* BRIEF *
Output the data word for word. Begin at its first line and end at the line with "Q: How long".

[Opening RECORDS PROVIDED section]
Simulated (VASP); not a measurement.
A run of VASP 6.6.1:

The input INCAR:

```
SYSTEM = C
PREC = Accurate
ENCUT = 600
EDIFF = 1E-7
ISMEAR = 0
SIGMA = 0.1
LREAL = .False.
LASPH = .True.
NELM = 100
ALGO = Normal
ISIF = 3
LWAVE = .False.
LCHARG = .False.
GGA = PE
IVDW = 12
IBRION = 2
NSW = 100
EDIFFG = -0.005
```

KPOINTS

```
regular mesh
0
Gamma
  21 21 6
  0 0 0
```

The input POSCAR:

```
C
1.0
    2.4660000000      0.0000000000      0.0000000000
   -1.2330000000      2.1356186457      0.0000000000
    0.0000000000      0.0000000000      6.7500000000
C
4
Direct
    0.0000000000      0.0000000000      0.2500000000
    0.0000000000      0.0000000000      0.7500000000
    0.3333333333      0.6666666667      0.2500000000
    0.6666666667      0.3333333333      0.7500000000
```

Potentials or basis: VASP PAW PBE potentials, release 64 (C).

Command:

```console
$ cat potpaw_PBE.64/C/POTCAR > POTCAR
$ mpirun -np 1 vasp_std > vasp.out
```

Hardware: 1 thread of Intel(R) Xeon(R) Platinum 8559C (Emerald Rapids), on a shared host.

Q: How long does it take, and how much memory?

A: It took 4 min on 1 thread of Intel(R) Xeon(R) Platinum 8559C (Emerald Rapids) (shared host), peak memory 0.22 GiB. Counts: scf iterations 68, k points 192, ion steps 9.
[Closing RECORDS PROVIDED section]

* EXERCISE ANSWER *
Simulated (VASP); not a measurement.
A run of VASP 6.6.1:

The input INCAR:

```
SYSTEM = C
PREC = Accurate
ENCUT = 600
EDIFF = 1E-7
ISMEAR = 0
SIGMA = 0.1
LREAL = .False.
LASPH = .True.
NELM = 100
ALGO = Normal
ISIF = 3
LWAVE = .False.
LCHARG = .False.
GGA = PE
IVDW = 12
IBRION = 2
NSW = 100
EDIFFG = -0.005
```

KPOINTS

```
regular mesh
0
Gamma
  21 21 6
  0 0 0
```

The input POSCAR:

```
C
1.0
    2.4660000000      0.0000000000      0.0000000000
   -1.2330000000      2.1356186457      0.0000000000
    0.0000000000      0.0000000000      6.7500000000
C
4
Direct
    0.0000000000      0.0000000000      0.2500000000
    0.0000000000      0.0000000000      0.7500000000
    0.3333333333      0.6666666667      0.2500000000
    0.6666666667      0.3333333333      0.7500000000
```

Potentials or basis: VASP PAW PBE potentials, release 64 (C).

Command:

```console
$ cat potpaw_PBE.64/C/POTCAR > POTCAR
$ mpirun -np 1 vasp_std > vasp.out
```

Hardware: 1 thread of Intel(R) Xeon(R) Platinum 8559C (Emerald Rapids), on a shared host.

Q: How long does it take, and how much memory?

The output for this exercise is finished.